REQUIREMENT:
Please write out, exactly, every line of the listing from its first line through the one that includes "### Step 2.".

(STUDY MATERIAL)

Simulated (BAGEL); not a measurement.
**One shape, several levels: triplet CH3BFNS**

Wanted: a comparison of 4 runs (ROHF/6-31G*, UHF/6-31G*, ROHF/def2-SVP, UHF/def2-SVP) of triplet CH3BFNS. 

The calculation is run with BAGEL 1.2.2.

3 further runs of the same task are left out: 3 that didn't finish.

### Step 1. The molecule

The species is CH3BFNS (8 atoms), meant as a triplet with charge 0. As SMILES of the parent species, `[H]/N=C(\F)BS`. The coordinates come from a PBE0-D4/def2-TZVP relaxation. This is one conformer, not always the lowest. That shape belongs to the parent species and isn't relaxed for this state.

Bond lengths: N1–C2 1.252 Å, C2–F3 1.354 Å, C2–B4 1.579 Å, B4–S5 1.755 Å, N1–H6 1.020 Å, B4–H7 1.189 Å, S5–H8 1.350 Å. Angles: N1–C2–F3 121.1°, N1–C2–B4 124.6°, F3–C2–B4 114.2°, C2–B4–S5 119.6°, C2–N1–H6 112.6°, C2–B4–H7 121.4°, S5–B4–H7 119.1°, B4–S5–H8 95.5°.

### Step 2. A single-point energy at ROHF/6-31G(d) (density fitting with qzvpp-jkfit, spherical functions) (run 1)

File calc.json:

(End STUDY MATERIAL)

YOUR SOLUTION:
Simulated (BAGEL); not a measurement.
**One shape, several levels: triplet CH3BFNS**

Wanted: a comparison of 4 runs (ROHF/6-31G*, UHF/6-31G*, ROHF/def2-SVP, UHF/def2-SVP) of triplet CH3BFNS. 

The calculation is run with BAGEL 1.2.2.

3 further runs of the same task are left out: 3 that didn't finish.

### Step 1. The molecule

The species is CH3BFNS (8 atoms), meant as a triplet with charge 0. As SMILES of the parent species, `[H]/N=C(\F)BS`. The coordinates come from a PBE0-D4/def2-TZVP relaxation. This is one conformer, not always the lowest. That shape belongs to the parent species and isn't relaxed for this state.

Bond lengths: N1–C2 1.252 Å, C2–F3 1.354 Å, C2–B4 1.579 Å, B4–S5 1.755 Å, N1–H6 1.020 Å, B4–H7 1.189 Å, S5–H8 1.350 Å. Angles: N1–C2–F3 121.1°, N1–C2–B4 124.6°, F3–C2–B4 114.2°, C2–B4–S5 119.6°, C2–N1–H6 112.6°, C2–B4–H7 121.4°, S5–B4–H7 119.1°, B4–S5–H8 95.5°.

### Step 2. A single-point energy at ROHF/6-31G(d) (density fitting with qzvpp-jkfit, spherical functions) (run 1)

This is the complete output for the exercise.